_Action item_. Start at the line below containing "Theory: DFT PBEsol, scalar-relativistic, plane" and stop at the line containing "What was changed: biaxial". Repeat every line of that stretch exactly, and nothing outside it.

(Data begins)
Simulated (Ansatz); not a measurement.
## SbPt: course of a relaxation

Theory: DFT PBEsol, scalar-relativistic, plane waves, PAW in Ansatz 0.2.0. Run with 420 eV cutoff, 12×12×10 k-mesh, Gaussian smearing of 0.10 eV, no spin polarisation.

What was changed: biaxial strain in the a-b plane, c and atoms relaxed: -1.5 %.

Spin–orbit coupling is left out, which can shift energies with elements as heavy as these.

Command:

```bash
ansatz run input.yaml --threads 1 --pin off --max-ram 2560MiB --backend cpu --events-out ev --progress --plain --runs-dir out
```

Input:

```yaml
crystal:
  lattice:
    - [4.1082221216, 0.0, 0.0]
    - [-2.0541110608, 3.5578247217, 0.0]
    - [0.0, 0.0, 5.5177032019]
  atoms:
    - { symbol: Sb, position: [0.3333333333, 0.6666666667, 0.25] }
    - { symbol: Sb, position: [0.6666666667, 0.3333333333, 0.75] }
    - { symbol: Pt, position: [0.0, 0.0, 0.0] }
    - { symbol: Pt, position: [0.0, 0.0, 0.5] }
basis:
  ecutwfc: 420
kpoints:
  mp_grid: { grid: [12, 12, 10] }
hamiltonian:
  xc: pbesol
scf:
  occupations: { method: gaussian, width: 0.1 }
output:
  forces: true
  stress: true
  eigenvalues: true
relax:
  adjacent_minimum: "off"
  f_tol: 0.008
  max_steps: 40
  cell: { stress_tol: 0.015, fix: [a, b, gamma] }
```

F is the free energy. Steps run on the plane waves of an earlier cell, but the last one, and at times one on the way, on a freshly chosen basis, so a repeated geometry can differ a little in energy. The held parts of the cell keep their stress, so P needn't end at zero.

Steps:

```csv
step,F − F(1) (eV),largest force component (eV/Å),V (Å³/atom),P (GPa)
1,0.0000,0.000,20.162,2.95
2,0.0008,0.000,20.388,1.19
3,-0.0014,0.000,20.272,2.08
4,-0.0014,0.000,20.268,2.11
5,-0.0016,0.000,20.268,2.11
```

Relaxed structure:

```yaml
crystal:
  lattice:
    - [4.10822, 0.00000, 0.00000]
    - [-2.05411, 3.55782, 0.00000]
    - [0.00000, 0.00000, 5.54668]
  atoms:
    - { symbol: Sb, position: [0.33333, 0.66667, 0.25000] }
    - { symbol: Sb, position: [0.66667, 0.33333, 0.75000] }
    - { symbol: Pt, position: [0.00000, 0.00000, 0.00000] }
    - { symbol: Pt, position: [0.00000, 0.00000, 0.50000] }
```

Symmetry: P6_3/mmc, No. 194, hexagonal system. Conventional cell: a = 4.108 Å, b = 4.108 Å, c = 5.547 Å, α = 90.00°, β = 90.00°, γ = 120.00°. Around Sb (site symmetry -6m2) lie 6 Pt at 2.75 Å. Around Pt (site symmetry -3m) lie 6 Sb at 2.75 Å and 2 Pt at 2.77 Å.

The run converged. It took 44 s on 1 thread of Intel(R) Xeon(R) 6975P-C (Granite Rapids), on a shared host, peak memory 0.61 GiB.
(Data ends)

_Answer section_.
Theory: DFT PBEsol, scalar-relativistic, plane waves, PAW in Ansatz 0.2.0. Run with 420 eV cutoff, 12×12×10 k-mesh, Gaussian smearing of 0.10 eV, no spin polarisation.

What was changed: biaxial strain in the a-b plane, c and atoms relaxed: -1.5 %.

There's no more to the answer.